» Work task:
Retype the material exactly, ending with the line containing "structure is relaxed?".

=== Begin Enclosure ===
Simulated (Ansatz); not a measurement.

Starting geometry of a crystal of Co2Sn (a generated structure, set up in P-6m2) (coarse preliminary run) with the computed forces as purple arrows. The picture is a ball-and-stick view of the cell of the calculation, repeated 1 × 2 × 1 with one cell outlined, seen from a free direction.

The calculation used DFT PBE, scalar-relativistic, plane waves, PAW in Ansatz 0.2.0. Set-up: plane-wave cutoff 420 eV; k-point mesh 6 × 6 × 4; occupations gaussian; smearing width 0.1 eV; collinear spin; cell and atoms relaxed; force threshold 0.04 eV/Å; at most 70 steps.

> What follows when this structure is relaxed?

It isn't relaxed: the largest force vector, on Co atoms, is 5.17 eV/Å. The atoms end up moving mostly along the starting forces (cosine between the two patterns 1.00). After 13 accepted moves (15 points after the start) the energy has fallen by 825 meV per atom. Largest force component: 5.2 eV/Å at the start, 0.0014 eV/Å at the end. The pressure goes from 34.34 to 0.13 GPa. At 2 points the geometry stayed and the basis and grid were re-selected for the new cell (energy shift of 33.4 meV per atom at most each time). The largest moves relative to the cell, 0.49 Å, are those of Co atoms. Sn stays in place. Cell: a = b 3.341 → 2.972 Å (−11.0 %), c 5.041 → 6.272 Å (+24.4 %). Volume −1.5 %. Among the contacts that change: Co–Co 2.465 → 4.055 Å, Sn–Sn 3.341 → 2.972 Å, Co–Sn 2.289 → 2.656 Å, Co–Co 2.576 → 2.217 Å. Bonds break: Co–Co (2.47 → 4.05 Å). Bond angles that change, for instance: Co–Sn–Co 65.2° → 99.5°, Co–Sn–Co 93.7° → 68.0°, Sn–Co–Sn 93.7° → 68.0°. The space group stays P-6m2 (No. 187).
=== End Enclosure ===

» Task answer:
Simulated (Ansatz); not a measurement.

Starting geometry of a crystal of Co2Sn (a generated structure, set up in P-6m2) (coarse preliminary run) with the computed forces as purple arrows. The picture is a ball-and-stick view of the cell of the calculation, repeated 1 × 2 × 1 with one cell outlined, seen from a free direction.

The calculation used DFT PBE, scalar-relativistic, plane waves, PAW in Ansatz 0.2.0. Set-up: plane-wave cutoff 420 eV; k-point mesh 6 × 6 × 4; occupations gaussian; smearing width 0.1 eV; collinear spin; cell and atoms relaxed; force threshold 0.04 eV/Å; at most 70 steps.

> What follows when this structure is relaxed?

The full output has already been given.